Give back the data in full, with every line exact.

-----

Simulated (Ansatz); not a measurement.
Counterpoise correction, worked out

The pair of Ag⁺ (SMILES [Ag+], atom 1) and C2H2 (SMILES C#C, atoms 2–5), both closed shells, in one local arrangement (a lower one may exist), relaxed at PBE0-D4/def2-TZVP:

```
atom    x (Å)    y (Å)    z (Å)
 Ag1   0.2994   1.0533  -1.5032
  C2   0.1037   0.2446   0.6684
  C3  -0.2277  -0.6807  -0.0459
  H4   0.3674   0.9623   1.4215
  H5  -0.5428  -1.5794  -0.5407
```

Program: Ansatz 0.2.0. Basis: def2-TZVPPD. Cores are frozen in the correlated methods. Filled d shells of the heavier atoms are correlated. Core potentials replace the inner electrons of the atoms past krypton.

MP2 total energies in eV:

-----

→ Answer space
Simulated (Ansatz); not a measurement.
Counterpoise correction, worked out

The pair of Ag⁺ (SMILES [Ag+], atom 1) and C2H2 (SMILES C#C, atoms 2–5), both closed shells, in one local arrangement (a lower one may exist), relaxed at PBE0-D4/def2-TZVP:

```
atom    x (Å)    y (Å)    z (Å)
 Ag1   0.2994   1.0533  -1.5032
  C2   0.1037   0.2446   0.6684
  C3  -0.2277  -0.6807  -0.0459
  H4   0.3674   0.9623   1.4215
  H5  -0.5428  -1.5794  -0.5407
```

Program: Ansatz 0.2.0. Basis: def2-TZVPPD. Cores are frozen in the correlated methods. Filled d shells of the heavier atoms are correlated. Core potentials replace the inner electrons of the atoms past krypton.

MP2 total energies in eV:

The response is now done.